▸ GIVEN DATA:
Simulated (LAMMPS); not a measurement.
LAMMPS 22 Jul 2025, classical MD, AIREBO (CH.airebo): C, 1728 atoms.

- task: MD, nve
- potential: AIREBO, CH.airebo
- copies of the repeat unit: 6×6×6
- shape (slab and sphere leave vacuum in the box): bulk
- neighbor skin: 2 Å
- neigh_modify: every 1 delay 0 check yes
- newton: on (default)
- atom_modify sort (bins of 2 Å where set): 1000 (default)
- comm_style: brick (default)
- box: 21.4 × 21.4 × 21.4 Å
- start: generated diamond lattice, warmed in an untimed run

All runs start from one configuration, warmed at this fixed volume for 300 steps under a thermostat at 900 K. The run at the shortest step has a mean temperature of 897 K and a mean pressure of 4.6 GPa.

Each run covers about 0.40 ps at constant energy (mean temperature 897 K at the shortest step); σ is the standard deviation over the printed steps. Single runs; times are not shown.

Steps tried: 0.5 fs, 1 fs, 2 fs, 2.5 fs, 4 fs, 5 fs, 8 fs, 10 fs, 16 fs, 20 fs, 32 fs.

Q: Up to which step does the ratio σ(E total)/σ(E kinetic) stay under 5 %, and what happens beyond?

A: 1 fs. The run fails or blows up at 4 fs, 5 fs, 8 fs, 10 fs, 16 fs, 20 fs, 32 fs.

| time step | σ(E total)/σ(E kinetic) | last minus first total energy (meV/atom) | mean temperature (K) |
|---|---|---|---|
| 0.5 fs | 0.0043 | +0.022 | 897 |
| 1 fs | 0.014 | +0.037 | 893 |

▸ ACTIVITY:
The answer is the lines above between the line holding "- atom_modify sort" and the line holding "- start: generated", inclusive, each written out exactly, and no others.

▸ EXPECTED ANSWER:
- atom_modify sort (bins of 2 Å where set): 1000 (default)
- comm_style: brick (default)
- box: 21.4 × 21.4 × 21.4 Å
- start: generated diamond lattice, warmed in an untimed run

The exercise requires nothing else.